========
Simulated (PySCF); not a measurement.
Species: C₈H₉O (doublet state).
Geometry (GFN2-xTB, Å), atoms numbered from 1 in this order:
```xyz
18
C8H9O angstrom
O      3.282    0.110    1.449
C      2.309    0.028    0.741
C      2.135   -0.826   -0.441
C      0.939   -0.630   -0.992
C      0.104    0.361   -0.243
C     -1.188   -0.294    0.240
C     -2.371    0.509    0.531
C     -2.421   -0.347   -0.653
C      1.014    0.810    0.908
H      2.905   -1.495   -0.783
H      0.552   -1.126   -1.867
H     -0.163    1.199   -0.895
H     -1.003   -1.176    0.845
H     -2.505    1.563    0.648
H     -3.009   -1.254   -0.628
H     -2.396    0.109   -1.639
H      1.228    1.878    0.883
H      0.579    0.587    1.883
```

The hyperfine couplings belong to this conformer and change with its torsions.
========

Please reproduce all of the records exactly as they stand.

Simulated (PySCF); not a measurement.
Species: C₈H₉O (doublet state).
Geometry (GFN2-xTB, Å), atoms numbered from 1 in this order:
```xyz
18
C8H9O angstrom
O      3.282    0.110    1.449
C      2.309    0.028    0.741
C      2.135   -0.826   -0.441
C      0.939   -0.630   -0.992
C      0.104    0.361   -0.243
C     -1.188   -0.294    0.240
C     -2.371    0.509    0.531
C     -2.421   -0.347   -0.653
C      1.014    0.810    0.908
H      2.905   -1.495   -0.783
H      0.552   -1.126   -1.867
H     -0.163    1.199   -0.895
H     -1.003   -1.176    0.845
H     -2.505    1.563    0.648
H     -3.009   -1.254   -0.628
H     -2.396    0.109   -1.639
H      1.228    1.878    0.883
H      0.579    0.587    1.883
```

The hyperfine couplings belong to this conformer and change with its torsions.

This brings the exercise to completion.